> _RECORD EXTRACTS_
↓

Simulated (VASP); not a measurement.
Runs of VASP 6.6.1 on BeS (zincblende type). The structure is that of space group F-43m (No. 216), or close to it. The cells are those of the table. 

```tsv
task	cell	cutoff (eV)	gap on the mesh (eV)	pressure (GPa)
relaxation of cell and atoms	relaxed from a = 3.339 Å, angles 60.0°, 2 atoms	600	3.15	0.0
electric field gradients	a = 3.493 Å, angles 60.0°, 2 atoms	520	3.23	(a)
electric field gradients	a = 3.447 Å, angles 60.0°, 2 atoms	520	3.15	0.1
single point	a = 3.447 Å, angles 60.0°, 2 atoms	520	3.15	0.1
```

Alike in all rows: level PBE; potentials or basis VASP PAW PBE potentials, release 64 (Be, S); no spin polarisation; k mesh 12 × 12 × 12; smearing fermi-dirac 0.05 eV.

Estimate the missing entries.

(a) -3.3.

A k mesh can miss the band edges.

↑

> _ACTION ITEM_
Reproduce the records above exactly, from the first line to the line that holds "Alike in all", inclusive, and omit everything after it.

> _EXERCISE SOLUTION_
Simulated (VASP); not a measurement.
Runs of VASP 6.6.1 on BeS (zincblende type). The structure is that of space group F-43m (No. 216), or close to it. The cells are those of the table. 

```tsv
task	cell	cutoff (eV)	gap on the mesh (eV)	pressure (GPa)
relaxation of cell and atoms	relaxed from a = 3.339 Å, angles 60.0°, 2 atoms	600	3.15	0.0
electric field gradients	a = 3.493 Å, angles 60.0°, 2 atoms	520	3.23	(a)
electric field gradients	a = 3.447 Å, angles 60.0°, 2 atoms	520	3.15	0.1
single point	a = 3.447 Å, angles 60.0°, 2 atoms	520	3.15	0.1
```

Alike in all rows: level PBE; potentials or basis VASP PAW PBE potentials, release 64 (Be, S); no spin polarisation; k mesh 12 × 12 × 12; smearing fermi-dirac 0.05 eV.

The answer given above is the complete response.